· · ·

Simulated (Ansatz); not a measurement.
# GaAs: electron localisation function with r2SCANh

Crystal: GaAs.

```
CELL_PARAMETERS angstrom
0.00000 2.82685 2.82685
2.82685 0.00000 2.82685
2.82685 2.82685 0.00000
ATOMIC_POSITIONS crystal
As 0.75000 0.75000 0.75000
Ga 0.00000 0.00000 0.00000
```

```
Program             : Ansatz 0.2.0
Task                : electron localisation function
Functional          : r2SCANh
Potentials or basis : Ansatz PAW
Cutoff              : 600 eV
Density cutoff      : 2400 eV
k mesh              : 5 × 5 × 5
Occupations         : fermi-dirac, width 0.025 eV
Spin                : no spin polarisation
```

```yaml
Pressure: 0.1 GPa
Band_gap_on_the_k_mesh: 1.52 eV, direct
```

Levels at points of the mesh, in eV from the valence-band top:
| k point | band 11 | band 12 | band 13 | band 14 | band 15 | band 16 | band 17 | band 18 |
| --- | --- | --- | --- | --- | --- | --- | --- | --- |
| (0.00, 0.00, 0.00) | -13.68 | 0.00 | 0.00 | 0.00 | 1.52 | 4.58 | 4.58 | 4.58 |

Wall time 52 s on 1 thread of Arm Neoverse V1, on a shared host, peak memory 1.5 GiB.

· · ·

Required action
Copy out all the records exactly.

Exercise response
Simulated (Ansatz); not a measurement.
# GaAs: electron localisation function with r2SCANh

Crystal: GaAs.

```
CELL_PARAMETERS angstrom
0.00000 2.82685 2.82685
2.82685 0.00000 2.82685
2.82685 2.82685 0.00000
ATOMIC_POSITIONS crystal
As 0.75000 0.75000 0.75000
Ga 0.00000 0.00000 0.00000
```

```
Program             : Ansatz 0.2.0
Task                : electron localisation function
Functional          : r2SCANh
Potentials or basis : Ansatz PAW
Cutoff              : 600 eV
Density cutoff      : 2400 eV
k mesh              : 5 × 5 × 5
Occupations         : fermi-dirac, width 0.025 eV
Spin                : no spin polarisation
```

```yaml
Pressure: 0.1 GPa
Band_gap_on_the_k_mesh: 1.52 eV, direct
```

Levels at points of the mesh, in eV from the valence-band top:
| k point | band 11 | band 12 | band 13 | band 14 | band 15 | band 16 | band 17 | band 18 |
| --- | --- | --- | --- | --- | --- | --- | --- | --- |
| (0.00, 0.00, 0.00) | -13.68 | 0.00 | 0.00 | 0.00 | 1.52 | 4.58 | 4.58 | 4.58 |

Wall time 52 s on 1 thread of Arm Neoverse V1, on a shared host, peak memory 1.5 GiB.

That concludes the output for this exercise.